Task item: Retype every entry exactly, character for character.

Data to examine:
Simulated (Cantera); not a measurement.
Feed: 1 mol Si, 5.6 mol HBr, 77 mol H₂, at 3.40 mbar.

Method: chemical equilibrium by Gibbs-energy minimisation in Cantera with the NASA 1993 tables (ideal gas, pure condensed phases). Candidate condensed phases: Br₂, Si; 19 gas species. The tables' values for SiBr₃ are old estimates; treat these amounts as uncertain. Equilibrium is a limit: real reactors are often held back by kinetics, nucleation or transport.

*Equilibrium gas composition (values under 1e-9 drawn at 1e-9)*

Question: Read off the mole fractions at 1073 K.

Reply:
Simulated (Cantera); not a measurement.
Feed: 1 mol Si, 5.6 mol HBr, 77 mol H₂, at 3.40 mbar.

Method: chemical equilibrium by Gibbs-energy minimisation in Cantera with the NASA 1993 tables (ideal gas, pure condensed phases). Candidate condensed phases: Br₂, Si; 19 gas species. The tables' values for SiBr₃ are old estimates; treat these amounts as uncertain. Equilibrium is a limit: real reactors are often held back by kinetics, nucleation or transport.

*Equilibrium gas composition (values under 1e-9 drawn at 1e-9)*

Question: Read off the mole fractions at 1073 K.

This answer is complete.